■ REQUIRED ACTION ■
The whole listing, from first line to last: copy it exactly.

■ DATA EXTRACT ■
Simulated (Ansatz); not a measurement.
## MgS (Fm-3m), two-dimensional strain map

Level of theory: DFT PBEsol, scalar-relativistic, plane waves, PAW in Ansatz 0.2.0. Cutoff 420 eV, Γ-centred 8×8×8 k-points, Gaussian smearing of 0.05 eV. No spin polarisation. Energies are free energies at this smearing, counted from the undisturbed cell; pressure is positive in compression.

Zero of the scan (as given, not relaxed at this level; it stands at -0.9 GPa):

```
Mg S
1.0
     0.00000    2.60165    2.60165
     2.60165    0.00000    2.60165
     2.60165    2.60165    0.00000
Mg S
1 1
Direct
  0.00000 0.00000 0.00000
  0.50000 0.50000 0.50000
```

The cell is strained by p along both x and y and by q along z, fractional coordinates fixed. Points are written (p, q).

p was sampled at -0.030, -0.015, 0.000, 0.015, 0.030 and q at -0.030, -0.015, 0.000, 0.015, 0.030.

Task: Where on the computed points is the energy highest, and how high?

■ RESPONSE AREA ■
Simulated (Ansatz); not a measurement.
## MgS (Fm-3m), two-dimensional strain map

Level of theory: DFT PBEsol, scalar-relativistic, plane waves, PAW in Ansatz 0.2.0. Cutoff 420 eV, Γ-centred 8×8×8 k-points, Gaussian smearing of 0.05 eV. No spin polarisation. Energies are free energies at this smearing, counted from the undisturbed cell; pressure is positive in compression.

Zero of the scan (as given, not relaxed at this level; it stands at -0.9 GPa):

```
Mg S
1.0
     0.00000    2.60165    2.60165
     2.60165    0.00000    2.60165
     2.60165    2.60165    0.00000
Mg S
1 1
Direct
  0.00000 0.00000 0.00000
  0.50000 0.50000 0.50000
```

The cell is strained by p along both x and y and by q along z, fractional coordinates fixed. Points are written (p, q).

p was sampled at -0.030, -0.015, 0.000, 0.015, 0.030 and q at -0.030, -0.015, 0.000, 0.015, 0.030.

Task: Where on the computed points is the energy highest, and how high?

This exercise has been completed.